*****
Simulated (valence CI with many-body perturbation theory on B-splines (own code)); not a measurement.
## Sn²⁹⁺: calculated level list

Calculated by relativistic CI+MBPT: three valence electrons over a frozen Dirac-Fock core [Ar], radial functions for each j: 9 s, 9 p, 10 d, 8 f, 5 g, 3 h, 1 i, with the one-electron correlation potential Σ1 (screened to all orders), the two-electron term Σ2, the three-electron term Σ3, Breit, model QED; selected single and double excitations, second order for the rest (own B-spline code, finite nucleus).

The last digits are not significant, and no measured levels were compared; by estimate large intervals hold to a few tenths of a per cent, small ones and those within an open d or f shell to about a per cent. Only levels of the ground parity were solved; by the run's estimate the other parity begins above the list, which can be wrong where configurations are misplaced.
*****

### EXERCISE
Your job is to give the listing again exactly as it was written.

### ANSWER BOX
Simulated (valence CI with many-body perturbation theory on B-splines (own code)); not a measurement.
## Sn²⁹⁺: calculated level list

Calculated by relativistic CI+MBPT: three valence electrons over a frozen Dirac-Fock core [Ar], radial functions for each j: 9 s, 9 p, 10 d, 8 f, 5 g, 3 h, 1 i, with the one-electron correlation potential Σ1 (screened to all orders), the two-electron term Σ2, the three-electron term Σ3, Breit, model QED; selected single and double excitations, second order for the rest (own B-spline code, finite nucleus).

The last digits are not significant, and no measured levels were compared; by estimate large intervals hold to a few tenths of a per cent, small ones and those within an open d or f shell to about a per cent. Only levels of the ground parity were solved; by the run's estimate the other parity begins above the list, which can be wrong where configurations are misplaced.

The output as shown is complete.